[AVAILABLE DATA]

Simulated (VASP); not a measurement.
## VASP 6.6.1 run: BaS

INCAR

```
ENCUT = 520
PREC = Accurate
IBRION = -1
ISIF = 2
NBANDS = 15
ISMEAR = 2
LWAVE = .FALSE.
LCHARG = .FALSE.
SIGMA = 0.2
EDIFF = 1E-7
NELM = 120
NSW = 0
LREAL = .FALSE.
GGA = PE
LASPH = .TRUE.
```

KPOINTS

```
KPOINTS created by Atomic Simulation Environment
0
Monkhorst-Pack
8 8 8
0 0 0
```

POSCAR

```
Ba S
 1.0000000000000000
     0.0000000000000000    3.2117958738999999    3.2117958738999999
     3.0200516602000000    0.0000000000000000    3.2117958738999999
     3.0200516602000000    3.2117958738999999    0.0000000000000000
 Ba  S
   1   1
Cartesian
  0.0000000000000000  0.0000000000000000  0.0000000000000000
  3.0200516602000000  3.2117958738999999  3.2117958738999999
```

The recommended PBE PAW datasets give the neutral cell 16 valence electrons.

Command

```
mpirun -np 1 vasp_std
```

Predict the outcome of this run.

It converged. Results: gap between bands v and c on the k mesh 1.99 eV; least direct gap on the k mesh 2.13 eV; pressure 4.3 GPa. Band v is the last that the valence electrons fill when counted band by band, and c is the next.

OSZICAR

[/AVAILABLE DATA]

## [ACTION ITEM]
Taking the entries from their first line through the line with "It converged. Results: gap", inclusive, restate each line word for word and give nothing else.

## [EXERCISE OUTPUT]
Simulated (VASP); not a measurement.
## VASP 6.6.1 run: BaS

INCAR

```
ENCUT = 520
PREC = Accurate
IBRION = -1
ISIF = 2
NBANDS = 15
ISMEAR = 2
LWAVE = .FALSE.
LCHARG = .FALSE.
SIGMA = 0.2
EDIFF = 1E-7
NELM = 120
NSW = 0
LREAL = .FALSE.
GGA = PE
LASPH = .TRUE.
```

KPOINTS

```
KPOINTS created by Atomic Simulation Environment
0
Monkhorst-Pack
8 8 8
0 0 0
```

POSCAR

```
Ba S
 1.0000000000000000
     0.0000000000000000    3.2117958738999999    3.2117958738999999
     3.0200516602000000    0.0000000000000000    3.2117958738999999
     3.0200516602000000    3.2117958738999999    0.0000000000000000
 Ba  S
   1   1
Cartesian
  0.0000000000000000  0.0000000000000000  0.0000000000000000
  3.0200516602000000  3.2117958738999999  3.2117958738999999
```

The recommended PBE PAW datasets give the neutral cell 16 valence electrons.

Command

```
mpirun -np 1 vasp_std
```

Predict the outcome of this run.

It converged. Results: gap between bands v and c on the k mesh 1.99 eV; least direct gap on the k mesh 2.13 eV; pressure 4.3 GPa. Band v is the last that the valence electrons fill when counted band by band, and c is the next.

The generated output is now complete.